### SUPPLIED DATA
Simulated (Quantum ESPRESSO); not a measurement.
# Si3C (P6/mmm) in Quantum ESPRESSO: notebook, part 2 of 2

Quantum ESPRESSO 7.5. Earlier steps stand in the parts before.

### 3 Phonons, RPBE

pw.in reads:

### EXERCISE
Print every line of the listing exactly.

### REPLY
Simulated (Quantum ESPRESSO); not a measurement.
# Si3C (P6/mmm) in Quantum ESPRESSO: notebook, part 2 of 2

Quantum ESPRESSO 7.5. Earlier steps stand in the parts before.

### 3 Phonons, RPBE

pw.in reads:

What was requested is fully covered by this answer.